__Supplied entries__
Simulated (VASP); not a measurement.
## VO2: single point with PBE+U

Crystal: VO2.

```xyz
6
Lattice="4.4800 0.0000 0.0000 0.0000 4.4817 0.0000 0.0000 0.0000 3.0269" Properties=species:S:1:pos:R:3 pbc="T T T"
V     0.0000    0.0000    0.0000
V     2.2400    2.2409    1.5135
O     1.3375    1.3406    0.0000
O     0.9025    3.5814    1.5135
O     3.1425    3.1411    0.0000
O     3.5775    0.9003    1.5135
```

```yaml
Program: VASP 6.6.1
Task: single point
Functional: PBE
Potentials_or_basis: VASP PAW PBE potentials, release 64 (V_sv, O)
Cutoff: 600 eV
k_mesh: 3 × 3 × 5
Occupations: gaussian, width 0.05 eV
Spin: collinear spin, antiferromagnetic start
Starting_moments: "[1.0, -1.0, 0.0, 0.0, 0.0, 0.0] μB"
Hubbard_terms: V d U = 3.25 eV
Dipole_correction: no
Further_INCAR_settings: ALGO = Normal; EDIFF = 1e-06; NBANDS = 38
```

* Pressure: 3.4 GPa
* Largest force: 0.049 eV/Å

__Work item__
Every line of the data is to be printed again exactly.

__Task response__
Simulated (VASP); not a measurement.
## VO2: single point with PBE+U

Crystal: VO2.

```xyz
6
Lattice="4.4800 0.0000 0.0000 0.0000 4.4817 0.0000 0.0000 0.0000 3.0269" Properties=species:S:1:pos:R:3 pbc="T T T"
V     0.0000    0.0000    0.0000
V     2.2400    2.2409    1.5135
O     1.3375    1.3406    0.0000
O     0.9025    3.5814    1.5135
O     3.1425    3.1411    0.0000
O     3.5775    0.9003    1.5135
```

```yaml
Program: VASP 6.6.1
Task: single point
Functional: PBE
Potentials_or_basis: VASP PAW PBE potentials, release 64 (V_sv, O)
Cutoff: 600 eV
k_mesh: 3 × 3 × 5
Occupations: gaussian, width 0.05 eV
Spin: collinear spin, antiferromagnetic start
Starting_moments: "[1.0, -1.0, 0.0, 0.0, 0.0, 0.0] μB"
Hubbard_terms: V d U = 3.25 eV
Dipole_correction: no
Further_INCAR_settings: ALGO = Normal; EDIFF = 1e-06; NBANDS = 38
```

* Pressure: 3.4 GPa
* Largest force: 0.049 eV/Å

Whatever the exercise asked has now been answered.